## [EXERCISE]
Nothing may be left out, so copy every entry exactly.

★ ★ ★ ★ ★

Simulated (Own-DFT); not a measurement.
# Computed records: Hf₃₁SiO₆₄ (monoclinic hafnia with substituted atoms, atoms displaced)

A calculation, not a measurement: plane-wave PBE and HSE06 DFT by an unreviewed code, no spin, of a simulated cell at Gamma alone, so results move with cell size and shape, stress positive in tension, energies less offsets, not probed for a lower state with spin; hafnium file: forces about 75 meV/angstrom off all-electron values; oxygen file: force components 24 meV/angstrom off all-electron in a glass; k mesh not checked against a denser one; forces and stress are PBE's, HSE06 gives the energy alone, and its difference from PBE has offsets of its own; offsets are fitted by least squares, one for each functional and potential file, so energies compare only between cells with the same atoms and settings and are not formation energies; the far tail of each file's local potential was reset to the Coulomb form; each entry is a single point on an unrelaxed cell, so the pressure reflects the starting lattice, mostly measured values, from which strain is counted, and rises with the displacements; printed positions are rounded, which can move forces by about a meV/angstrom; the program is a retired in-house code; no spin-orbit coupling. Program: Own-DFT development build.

★ ★ ★ ★ ★

## [PROBLEM SOLUTION]
Simulated (Own-DFT); not a measurement.
# Computed records: Hf₃₁SiO₆₄ (monoclinic hafnia with substituted atoms, atoms displaced)

A calculation, not a measurement: plane-wave PBE and HSE06 DFT by an unreviewed code, no spin, of a simulated cell at Gamma alone, so results move with cell size and shape, stress positive in tension, energies less offsets, not probed for a lower state with spin; hafnium file: forces about 75 meV/angstrom off all-electron values; oxygen file: force components 24 meV/angstrom off all-electron in a glass; k mesh not checked against a denser one; forces and stress are PBE's, HSE06 gives the energy alone, and its difference from PBE has offsets of its own; offsets are fitted by least squares, one for each functional and potential file, so energies compare only between cells with the same atoms and settings and are not formation energies; the far tail of each file's local potential was reset to the Coulomb form; each entry is a single point on an unrelaxed cell, so the pressure reflects the starting lattice, mostly measured values, from which strain is counted, and rises with the displacements; printed positions are rounded, which can move forces by about a meV/angstrom; the program is a retired in-house code; no spin-orbit coupling. Program: Own-DFT development build.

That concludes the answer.